**EXERCISE:** Using the entries below, write out the line with "10.35 | potentials made for PBE |", the line with "mesh; potentials made for PBE |", and every line in between, exactly as each is written.

= = =

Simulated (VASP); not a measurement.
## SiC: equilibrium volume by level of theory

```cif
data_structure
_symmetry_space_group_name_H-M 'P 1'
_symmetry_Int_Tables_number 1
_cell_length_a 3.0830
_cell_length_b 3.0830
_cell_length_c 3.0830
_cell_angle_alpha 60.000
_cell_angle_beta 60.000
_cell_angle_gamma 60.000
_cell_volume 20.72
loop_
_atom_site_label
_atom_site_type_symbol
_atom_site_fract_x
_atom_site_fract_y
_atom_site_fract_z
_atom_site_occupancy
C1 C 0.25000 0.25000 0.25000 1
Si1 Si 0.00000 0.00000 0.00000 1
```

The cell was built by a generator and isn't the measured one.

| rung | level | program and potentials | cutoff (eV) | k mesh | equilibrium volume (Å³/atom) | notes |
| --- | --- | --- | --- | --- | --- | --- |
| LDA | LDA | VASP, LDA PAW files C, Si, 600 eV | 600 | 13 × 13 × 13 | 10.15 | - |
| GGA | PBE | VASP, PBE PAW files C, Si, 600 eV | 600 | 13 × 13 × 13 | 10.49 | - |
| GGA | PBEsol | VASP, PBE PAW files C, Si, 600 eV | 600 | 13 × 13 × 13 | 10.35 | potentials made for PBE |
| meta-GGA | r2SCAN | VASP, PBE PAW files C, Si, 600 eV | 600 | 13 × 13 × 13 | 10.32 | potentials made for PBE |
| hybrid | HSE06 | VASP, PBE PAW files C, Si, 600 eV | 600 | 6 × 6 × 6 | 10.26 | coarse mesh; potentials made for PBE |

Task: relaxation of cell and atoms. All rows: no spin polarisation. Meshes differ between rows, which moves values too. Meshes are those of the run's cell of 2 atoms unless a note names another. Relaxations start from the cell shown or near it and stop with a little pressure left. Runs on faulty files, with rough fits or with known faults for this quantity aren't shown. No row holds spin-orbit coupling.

= = =

**TASK ANSWER:**
| GGA | PBEsol | VASP, PBE PAW files C, Si, 600 eV | 600 | 13 × 13 × 13 | 10.35 | potentials made for PBE |
| meta-GGA | r2SCAN | VASP, PBE PAW files C, Si, 600 eV | 600 | 13 × 13 × 13 | 10.32 | potentials made for PBE |
| hybrid | HSE06 | VASP, PBE PAW files C, Si, 600 eV | 600 | 6 × 6 × 6 | 10.26 | coarse mesh; potentials made for PBE |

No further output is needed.